:: Data supplied

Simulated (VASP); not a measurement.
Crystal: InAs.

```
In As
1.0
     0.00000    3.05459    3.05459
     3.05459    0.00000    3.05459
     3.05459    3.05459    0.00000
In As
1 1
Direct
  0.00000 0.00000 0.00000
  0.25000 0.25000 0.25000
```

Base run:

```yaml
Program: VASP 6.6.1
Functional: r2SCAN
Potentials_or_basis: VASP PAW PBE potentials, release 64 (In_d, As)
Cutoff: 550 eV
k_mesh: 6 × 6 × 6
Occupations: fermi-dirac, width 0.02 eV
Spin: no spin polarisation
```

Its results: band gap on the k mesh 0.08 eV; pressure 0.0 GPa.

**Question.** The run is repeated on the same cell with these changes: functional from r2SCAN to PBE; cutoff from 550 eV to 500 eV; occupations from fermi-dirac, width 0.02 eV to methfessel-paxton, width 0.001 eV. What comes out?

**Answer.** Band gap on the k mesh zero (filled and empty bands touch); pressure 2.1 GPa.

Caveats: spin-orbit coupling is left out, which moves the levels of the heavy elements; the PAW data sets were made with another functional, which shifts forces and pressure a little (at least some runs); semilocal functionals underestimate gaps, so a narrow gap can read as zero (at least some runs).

::::

Required action:
With the line containing "pressure 2.1 GPa." as the last one, please set down exactly the lines of the records above from their very first line, and nothing more.

Written solution:
Simulated (VASP); not a measurement.
Crystal: InAs.

```
In As
1.0
     0.00000    3.05459    3.05459
     3.05459    0.00000    3.05459
     3.05459    3.05459    0.00000
In As
1 1
Direct
  0.00000 0.00000 0.00000
  0.25000 0.25000 0.25000
```

Base run:

```yaml
Program: VASP 6.6.1
Functional: r2SCAN
Potentials_or_basis: VASP PAW PBE potentials, release 64 (In_d, As)
Cutoff: 550 eV
k_mesh: 6 × 6 × 6
Occupations: fermi-dirac, width 0.02 eV
Spin: no spin polarisation
```

Its results: band gap on the k mesh 0.08 eV; pressure 0.0 GPa.

**Question.** The run is repeated on the same cell with these changes: functional from r2SCAN to PBE; cutoff from 550 eV to 500 eV; occupations from fermi-dirac, width 0.02 eV to methfessel-paxton, width 0.001 eV. What comes out?

**Answer.** Band gap on the k mesh zero (filled and empty bands touch); pressure 2.1 GPa.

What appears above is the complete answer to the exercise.